**Record set:**
================================
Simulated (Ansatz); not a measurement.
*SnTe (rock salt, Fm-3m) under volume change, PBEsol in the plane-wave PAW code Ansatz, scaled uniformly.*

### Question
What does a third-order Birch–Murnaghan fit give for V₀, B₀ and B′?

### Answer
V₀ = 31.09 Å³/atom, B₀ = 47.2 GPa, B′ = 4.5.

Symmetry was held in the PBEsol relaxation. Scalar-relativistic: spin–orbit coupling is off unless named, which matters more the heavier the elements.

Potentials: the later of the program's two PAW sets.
================================

**Work instruction:**
Print the full listing verbatim. Leave nothing out.

**Exercise solution:**
Simulated (Ansatz); not a measurement.
*SnTe (rock salt, Fm-3m) under volume change, PBEsol in the plane-wave PAW code Ansatz, scaled uniformly.*

### Question
What does a third-order Birch–Murnaghan fit give for V₀, B₀ and B′?

### Answer
V₀ = 31.09 Å³/atom, B₀ = 47.2 GPa, B′ = 4.5.

Symmetry was held in the PBEsol relaxation. Scalar-relativistic: spin–orbit coupling is off unless named, which matters more the heavier the elements.

Potentials: the later of the program's two PAW sets.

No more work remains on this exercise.